- DATASET ENTRIES
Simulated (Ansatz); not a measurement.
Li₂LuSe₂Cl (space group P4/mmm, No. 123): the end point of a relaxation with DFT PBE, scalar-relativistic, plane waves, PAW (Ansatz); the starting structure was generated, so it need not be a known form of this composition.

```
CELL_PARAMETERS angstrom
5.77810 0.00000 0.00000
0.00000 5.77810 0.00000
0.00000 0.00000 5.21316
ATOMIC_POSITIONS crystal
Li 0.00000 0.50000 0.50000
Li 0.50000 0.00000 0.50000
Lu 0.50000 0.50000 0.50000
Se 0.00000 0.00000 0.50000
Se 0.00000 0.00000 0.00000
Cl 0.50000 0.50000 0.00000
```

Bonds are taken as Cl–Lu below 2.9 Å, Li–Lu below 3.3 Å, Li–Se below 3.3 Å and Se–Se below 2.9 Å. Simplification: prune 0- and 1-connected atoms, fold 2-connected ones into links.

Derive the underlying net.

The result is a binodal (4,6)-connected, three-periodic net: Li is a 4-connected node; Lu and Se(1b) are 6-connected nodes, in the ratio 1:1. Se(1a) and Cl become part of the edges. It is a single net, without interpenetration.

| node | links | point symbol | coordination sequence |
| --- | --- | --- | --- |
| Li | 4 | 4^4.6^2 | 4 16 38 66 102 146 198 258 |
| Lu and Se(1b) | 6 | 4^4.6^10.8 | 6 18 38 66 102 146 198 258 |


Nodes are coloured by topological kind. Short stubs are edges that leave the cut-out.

- WORK ITEM
What are the exact lines from the beginning of the material through the line containing "Li₂LuSe₂Cl (space group"? Write out those lines alone.

- YOUR RESPONSE
Simulated (Ansatz); not a measurement.
Li₂LuSe₂Cl (space group P4/mmm, No. 123): the end point of a relaxation with DFT PBE, scalar-relativistic, plane waves, PAW (Ansatz); the starting structure was generated, so it need not be a known form of this composition.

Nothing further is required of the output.